LISTED RECORDS ->
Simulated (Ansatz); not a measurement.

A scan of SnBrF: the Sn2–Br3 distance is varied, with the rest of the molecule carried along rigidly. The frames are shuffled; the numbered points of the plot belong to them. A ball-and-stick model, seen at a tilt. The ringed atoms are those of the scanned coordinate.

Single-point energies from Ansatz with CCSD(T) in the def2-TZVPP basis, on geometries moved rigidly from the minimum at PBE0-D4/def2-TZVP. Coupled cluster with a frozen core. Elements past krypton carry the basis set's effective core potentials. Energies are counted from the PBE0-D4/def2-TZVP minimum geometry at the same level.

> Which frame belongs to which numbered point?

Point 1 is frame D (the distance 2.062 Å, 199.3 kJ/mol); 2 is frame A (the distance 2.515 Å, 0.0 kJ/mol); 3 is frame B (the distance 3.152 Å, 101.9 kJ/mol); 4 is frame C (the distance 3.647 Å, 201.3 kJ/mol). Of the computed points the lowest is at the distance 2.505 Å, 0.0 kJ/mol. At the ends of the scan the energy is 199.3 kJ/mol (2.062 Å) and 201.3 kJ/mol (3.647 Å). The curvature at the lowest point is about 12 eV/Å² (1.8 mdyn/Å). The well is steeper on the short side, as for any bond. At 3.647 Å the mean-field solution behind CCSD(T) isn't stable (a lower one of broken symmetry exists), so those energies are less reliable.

WORK REQUEST -> Word for word, repeat each line of the listing.

EXERCISE OUTPUT ->
Simulated (Ansatz); not a measurement.

A scan of SnBrF: the Sn2–Br3 distance is varied, with the rest of the molecule carried along rigidly. The frames are shuffled; the numbered points of the plot belong to them. A ball-and-stick model, seen at a tilt. The ringed atoms are those of the scanned coordinate.

Single-point energies from Ansatz with CCSD(T) in the def2-TZVPP basis, on geometries moved rigidly from the minimum at PBE0-D4/def2-TZVP. Coupled cluster with a frozen core. Elements past krypton carry the basis set's effective core potentials. Energies are counted from the PBE0-D4/def2-TZVP minimum geometry at the same level.

> Which frame belongs to which numbered point?

Point 1 is frame D (the distance 2.062 Å, 199.3 kJ/mol); 2 is frame A (the distance 2.515 Å, 0.0 kJ/mol); 3 is frame B (the distance 3.152 Å, 101.9 kJ/mol); 4 is frame C (the distance 3.647 Å, 201.3 kJ/mol). Of the computed points the lowest is at the distance 2.505 Å, 0.0 kJ/mol. At the ends of the scan the energy is 199.3 kJ/mol (2.062 Å) and 201.3 kJ/mol (3.647 Å). The curvature at the lowest point is about 12 eV/Å² (1.8 mdyn/Å). The well is steeper on the short side, as for any bond. At 3.647 Å the mean-field solution behind CCSD(T) isn't stable (a lower one of broken symmetry exists), so those energies are less reliable.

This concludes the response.